▶ [GIVEN RECORDS]:

☆ ☆ ☆ ☆

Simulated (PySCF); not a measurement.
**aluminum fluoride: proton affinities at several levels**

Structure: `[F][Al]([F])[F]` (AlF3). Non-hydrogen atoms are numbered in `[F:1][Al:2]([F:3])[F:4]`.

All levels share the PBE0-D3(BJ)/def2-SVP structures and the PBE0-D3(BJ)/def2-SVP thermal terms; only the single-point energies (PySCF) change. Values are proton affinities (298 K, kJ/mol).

☆ ☆ ☆ ☆

Extract every record and return it verbatim.

▶ [EXPECTED ANSWER]:
Simulated (PySCF); not a measurement.
**aluminum fluoride: proton affinities at several levels**

Structure: `[F][Al]([F])[F]` (AlF3). Non-hydrogen atoms are numbered in `[F:1][Al:2]([F:3])[F:4]`.

All levels share the PBE0-D3(BJ)/def2-SVP structures and the PBE0-D3(BJ)/def2-SVP thermal terms; only the single-point energies (PySCF) change. Values are proton affinities (298 K, kJ/mol).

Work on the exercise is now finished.